** Dataset content **

========

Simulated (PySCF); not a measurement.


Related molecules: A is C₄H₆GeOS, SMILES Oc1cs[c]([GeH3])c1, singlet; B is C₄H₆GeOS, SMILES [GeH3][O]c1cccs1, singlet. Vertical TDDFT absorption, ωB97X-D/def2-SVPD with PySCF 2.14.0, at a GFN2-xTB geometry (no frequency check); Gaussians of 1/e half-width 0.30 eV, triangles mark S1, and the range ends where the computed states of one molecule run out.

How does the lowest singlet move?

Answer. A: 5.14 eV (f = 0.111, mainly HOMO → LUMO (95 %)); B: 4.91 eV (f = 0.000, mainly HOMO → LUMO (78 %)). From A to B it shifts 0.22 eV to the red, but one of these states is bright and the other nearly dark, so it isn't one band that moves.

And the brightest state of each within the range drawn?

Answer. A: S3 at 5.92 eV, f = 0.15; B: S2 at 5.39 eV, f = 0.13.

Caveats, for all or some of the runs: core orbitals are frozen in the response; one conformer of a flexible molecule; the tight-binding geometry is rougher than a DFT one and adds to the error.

========

** Action item **
The lines to return begin at the first line of the records and end at the line holding "Answer. A: S3"; please return them exactly, including both, and nothing beyond.

** Your solution **
Simulated (PySCF); not a measurement.


Related molecules: A is C₄H₆GeOS, SMILES Oc1cs[c]([GeH3])c1, singlet; B is C₄H₆GeOS, SMILES [GeH3][O]c1cccs1, singlet. Vertical TDDFT absorption, ωB97X-D/def2-SVPD with PySCF 2.14.0, at a GFN2-xTB geometry (no frequency check); Gaussians of 1/e half-width 0.30 eV, triangles mark S1, and the range ends where the computed states of one molecule run out.

How does the lowest singlet move?

Answer. A: 5.14 eV (f = 0.111, mainly HOMO → LUMO (95 %)); B: 4.91 eV (f = 0.000, mainly HOMO → LUMO (78 %)). From A to B it shifts 0.22 eV to the red, but one of these states is bright and the other nearly dark, so it isn't one band that moves.

And the brightest state of each within the range drawn?

Answer. A: S3 at 5.92 eV, f = 0.15; B: S2 at 5.39 eV, f = 0.13.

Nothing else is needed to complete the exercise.